ASSIGNMENT: The data is to be transcribed in full, with nothing missed.

++++ EXTRACTED MATERIAL ++++

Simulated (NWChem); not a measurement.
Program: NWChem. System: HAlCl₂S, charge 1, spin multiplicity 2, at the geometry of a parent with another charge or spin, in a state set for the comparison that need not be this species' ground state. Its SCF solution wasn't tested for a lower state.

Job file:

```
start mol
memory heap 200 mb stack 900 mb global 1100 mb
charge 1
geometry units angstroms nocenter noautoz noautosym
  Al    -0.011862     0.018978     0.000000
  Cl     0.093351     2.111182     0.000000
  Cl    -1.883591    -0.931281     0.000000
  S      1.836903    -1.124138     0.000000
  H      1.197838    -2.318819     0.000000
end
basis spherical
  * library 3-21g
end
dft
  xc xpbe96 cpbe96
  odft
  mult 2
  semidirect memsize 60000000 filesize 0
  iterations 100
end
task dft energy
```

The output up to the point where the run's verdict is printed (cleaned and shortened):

++++

EXERCISE RESPONSE:
Simulated (NWChem); not a measurement.
Program: NWChem. System: HAlCl₂S, charge 1, spin multiplicity 2, at the geometry of a parent with another charge or spin, in a state set for the comparison that need not be this species' ground state. Its SCF solution wasn't tested for a lower state.

Job file:

```
start mol
memory heap 200 mb stack 900 mb global 1100 mb
charge 1
geometry units angstroms nocenter noautoz noautosym
  Al    -0.011862     0.018978     0.000000
  Cl     0.093351     2.111182     0.000000
  Cl    -1.883591    -0.931281     0.000000
  S      1.836903    -1.124138     0.000000
  H      1.197838    -2.318819     0.000000
end
basis spherical
  * library 3-21g
end
dft
  xc xpbe96 cpbe96
  odft
  mult 2
  semidirect memsize 60000000 filesize 0
  iterations 100
end
task dft energy
```

The output up to the point where the run's verdict is printed (cleaned and shortened):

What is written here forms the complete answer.